→ Task item: Starting at the first line of the entries below, output every line exactly, up to and including the line with "Cell charge +0.5.".

___ Data excerpts ___

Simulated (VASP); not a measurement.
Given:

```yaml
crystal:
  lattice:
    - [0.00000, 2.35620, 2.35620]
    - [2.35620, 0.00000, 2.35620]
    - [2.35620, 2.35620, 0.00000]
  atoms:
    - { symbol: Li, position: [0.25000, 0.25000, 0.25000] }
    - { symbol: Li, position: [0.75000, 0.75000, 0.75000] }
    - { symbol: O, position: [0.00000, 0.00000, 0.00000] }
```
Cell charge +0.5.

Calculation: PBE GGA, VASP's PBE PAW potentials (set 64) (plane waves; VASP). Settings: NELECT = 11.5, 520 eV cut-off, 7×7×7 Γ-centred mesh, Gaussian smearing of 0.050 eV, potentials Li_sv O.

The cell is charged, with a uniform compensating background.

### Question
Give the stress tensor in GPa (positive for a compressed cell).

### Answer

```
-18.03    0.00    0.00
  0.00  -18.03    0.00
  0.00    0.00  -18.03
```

___

→ Response area:
Simulated (VASP); not a measurement.
Given:

```yaml
crystal:
  lattice:
    - [0.00000, 2.35620, 2.35620]
    - [2.35620, 0.00000, 2.35620]
    - [2.35620, 2.35620, 0.00000]
  atoms:
    - { symbol: Li, position: [0.25000, 0.25000, 0.25000] }
    - { symbol: Li, position: [0.75000, 0.75000, 0.75000] }
    - { symbol: O, position: [0.00000, 0.00000, 0.00000] }
```
Cell charge +0.5.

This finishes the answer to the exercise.